> _Task item_: Scan the records below for the line with "and atoms |" and the line with "Solution. Over 3". Repeat those two lines and every line between them exactly, and nothing else.

--- START ---

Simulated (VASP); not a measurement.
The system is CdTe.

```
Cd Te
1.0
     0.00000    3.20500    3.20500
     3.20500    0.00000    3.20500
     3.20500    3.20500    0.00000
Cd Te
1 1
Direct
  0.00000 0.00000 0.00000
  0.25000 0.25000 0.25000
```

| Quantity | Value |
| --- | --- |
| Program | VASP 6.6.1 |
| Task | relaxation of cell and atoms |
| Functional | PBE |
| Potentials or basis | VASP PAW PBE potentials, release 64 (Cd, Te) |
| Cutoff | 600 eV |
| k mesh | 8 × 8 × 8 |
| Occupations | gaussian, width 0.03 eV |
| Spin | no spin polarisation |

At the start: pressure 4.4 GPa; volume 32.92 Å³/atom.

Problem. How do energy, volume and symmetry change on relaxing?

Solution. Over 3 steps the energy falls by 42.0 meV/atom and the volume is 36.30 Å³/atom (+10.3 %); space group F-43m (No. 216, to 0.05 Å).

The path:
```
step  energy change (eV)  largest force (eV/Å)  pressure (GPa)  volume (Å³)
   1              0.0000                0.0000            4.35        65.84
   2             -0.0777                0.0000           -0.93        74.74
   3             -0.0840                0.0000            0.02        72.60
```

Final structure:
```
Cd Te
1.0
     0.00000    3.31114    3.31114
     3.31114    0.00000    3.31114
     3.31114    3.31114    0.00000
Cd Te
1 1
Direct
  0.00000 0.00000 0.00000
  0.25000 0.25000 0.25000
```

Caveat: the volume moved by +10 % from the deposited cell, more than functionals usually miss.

--- END ---

> _Exercise answer_:
| Task | relaxation of cell and atoms |
| Functional | PBE |
| Potentials or basis | VASP PAW PBE potentials, release 64 (Cd, Te) |
| Cutoff | 600 eV |
| k mesh | 8 × 8 × 8 |
| Occupations | gaussian, width 0.03 eV |
| Spin | no spin polarisation |

At the start: pressure 4.4 GPa; volume 32.92 Å³/atom.

Problem. How do energy, volume and symmetry change on relaxing?

Solution. Over 3 steps the energy falls by 42.0 meV/atom and the volume is 36.30 Å³/atom (+10.3 %); space group F-43m (No. 216, to 0.05 Å).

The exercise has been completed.